* _Brief_
In the records below, find the line with "### Step 2. Resistivity: PseudoDojo files" and the line with "The run that". Print both exactly, along with every line between them, and no other line.

* _Recorded data_
───
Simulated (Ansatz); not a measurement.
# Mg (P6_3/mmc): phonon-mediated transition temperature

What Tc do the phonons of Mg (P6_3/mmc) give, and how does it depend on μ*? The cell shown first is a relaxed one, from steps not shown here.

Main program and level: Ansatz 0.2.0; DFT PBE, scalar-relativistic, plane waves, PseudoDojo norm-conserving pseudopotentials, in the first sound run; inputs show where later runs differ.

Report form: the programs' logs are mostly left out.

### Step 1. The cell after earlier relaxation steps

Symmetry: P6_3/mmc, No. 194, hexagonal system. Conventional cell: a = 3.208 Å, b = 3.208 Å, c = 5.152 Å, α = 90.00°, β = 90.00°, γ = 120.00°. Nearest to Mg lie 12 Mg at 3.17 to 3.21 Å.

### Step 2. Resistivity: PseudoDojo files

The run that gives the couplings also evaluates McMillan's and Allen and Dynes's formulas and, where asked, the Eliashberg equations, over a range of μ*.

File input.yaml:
───

* _Written answer_
### Step 2. Resistivity: PseudoDojo files

The run that gives the couplings also evaluates McMillan's and Allen and Dynes's formulas and, where asked, the Eliashberg equations, over a range of μ*.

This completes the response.